• [Required action]: Copy the complete listing exactly as shown.

• [Provided material]:
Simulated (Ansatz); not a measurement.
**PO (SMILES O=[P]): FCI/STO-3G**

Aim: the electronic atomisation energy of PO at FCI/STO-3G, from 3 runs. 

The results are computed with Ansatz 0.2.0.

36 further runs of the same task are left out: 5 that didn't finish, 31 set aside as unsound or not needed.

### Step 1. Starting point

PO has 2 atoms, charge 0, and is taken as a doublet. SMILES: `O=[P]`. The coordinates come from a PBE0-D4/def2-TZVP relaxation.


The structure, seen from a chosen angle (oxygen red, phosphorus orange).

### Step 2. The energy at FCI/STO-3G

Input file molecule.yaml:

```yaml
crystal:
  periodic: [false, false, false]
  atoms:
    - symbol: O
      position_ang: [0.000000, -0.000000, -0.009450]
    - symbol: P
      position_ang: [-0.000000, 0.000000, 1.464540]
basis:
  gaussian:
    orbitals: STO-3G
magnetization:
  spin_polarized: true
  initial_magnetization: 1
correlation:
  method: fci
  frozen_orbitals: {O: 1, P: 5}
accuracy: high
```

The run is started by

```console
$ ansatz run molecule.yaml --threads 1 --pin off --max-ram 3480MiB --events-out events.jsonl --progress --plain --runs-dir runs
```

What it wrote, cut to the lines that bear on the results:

• [Your solution]:
Simulated (Ansatz); not a measurement.
**PO (SMILES O=[P]): FCI/STO-3G**

Aim: the electronic atomisation energy of PO at FCI/STO-3G, from 3 runs. 

The results are computed with Ansatz 0.2.0.

36 further runs of the same task are left out: 5 that didn't finish, 31 set aside as unsound or not needed.

### Step 1. Starting point

PO has 2 atoms, charge 0, and is taken as a doublet. SMILES: `O=[P]`. The coordinates come from a PBE0-D4/def2-TZVP relaxation.


The structure, seen from a chosen angle (oxygen red, phosphorus orange).

### Step 2. The energy at FCI/STO-3G

Input file molecule.yaml:

```yaml
crystal:
  periodic: [false, false, false]
  atoms:
    - symbol: O
      position_ang: [0.000000, -0.000000, -0.009450]
    - symbol: P
      position_ang: [-0.000000, 0.000000, 1.464540]
basis:
  gaussian:
    orbitals: STO-3G
magnetization:
  spin_polarized: true
  initial_magnetization: 1
correlation:
  method: fci
  frozen_orbitals: {O: 1, P: 5}
accuracy: high
```

The run is started by

```console
$ ansatz run molecule.yaml --threads 1 --pin off --max-ram 3480MiB --events-out events.jsonl --progress --plain --runs-dir runs
```

What it wrote, cut to the lines that bear on the results:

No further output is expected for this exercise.